TASK ITEM
If a line appears in the data below, it must appear in your answer exactly as given.

LISTED ENTRIES
▬▬▬▬▬▬▬▬▬▬
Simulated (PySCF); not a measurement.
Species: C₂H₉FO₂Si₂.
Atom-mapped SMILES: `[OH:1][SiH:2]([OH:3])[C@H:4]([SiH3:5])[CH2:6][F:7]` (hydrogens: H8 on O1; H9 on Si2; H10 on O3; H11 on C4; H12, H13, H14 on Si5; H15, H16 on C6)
▬▬▬▬▬▬▬▬▬▬

ANSWER SPACE
Simulated (PySCF); not a measurement.
Species: C₂H₉FO₂Si₂.
Atom-mapped SMILES: `[OH:1][SiH:2]([OH:3])[C@H:4]([SiH3:5])[CH2:6][F:7]` (hydrogens: H8 on O1; H9 on Si2; H10 on O3; H11 on C4; H12, H13, H14 on Si5; H15, H16 on C6)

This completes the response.